** Required action **
Transcribe each line of the material with no alterations.

----------

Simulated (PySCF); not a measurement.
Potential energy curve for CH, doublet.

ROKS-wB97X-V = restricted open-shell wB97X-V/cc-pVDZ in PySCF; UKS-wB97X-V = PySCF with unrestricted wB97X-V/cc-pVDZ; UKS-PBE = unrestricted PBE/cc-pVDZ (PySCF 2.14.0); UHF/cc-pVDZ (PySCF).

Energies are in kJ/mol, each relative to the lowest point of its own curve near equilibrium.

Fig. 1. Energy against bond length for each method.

----------

** Written reply **
Simulated (PySCF); not a measurement.
Potential energy curve for CH, doublet.

ROKS-wB97X-V = restricted open-shell wB97X-V/cc-pVDZ in PySCF; UKS-wB97X-V = PySCF with unrestricted wB97X-V/cc-pVDZ; UKS-PBE = unrestricted PBE/cc-pVDZ (PySCF 2.14.0); UHF/cc-pVDZ (PySCF).

Energies are in kJ/mol, each relative to the lowest point of its own curve near equilibrium.

Fig. 1. Energy against bond length for each method.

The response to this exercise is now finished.